- _BRIEF_
The lines to reproduce from the material below are those from the one containing "A freely propagating, adiabatic, planar" through the one containing "Model: the H2/O2", both included; write them out exactly and add nothing.

- _INFORMATION_
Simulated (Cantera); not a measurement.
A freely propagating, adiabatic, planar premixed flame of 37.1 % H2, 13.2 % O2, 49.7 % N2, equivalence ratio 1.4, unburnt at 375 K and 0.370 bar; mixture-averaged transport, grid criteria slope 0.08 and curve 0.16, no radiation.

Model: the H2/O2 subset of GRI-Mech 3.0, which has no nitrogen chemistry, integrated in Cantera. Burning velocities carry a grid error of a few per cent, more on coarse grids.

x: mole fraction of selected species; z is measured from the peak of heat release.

- _WRITTEN ANSWER_
A freely propagating, adiabatic, planar premixed flame of 37.1 % H2, 13.2 % O2, 49.7 % N2, equivalence ratio 1.4, unburnt at 375 K and 0.370 bar; mixture-averaged transport, grid criteria slope 0.08 and curve 0.16, no radiation.

Model: the H2/O2 subset of GRI-Mech 3.0, which has no nitrogen chemistry, integrated in Cantera. Burning velocities carry a grid error of a few per cent, more on coarse grids.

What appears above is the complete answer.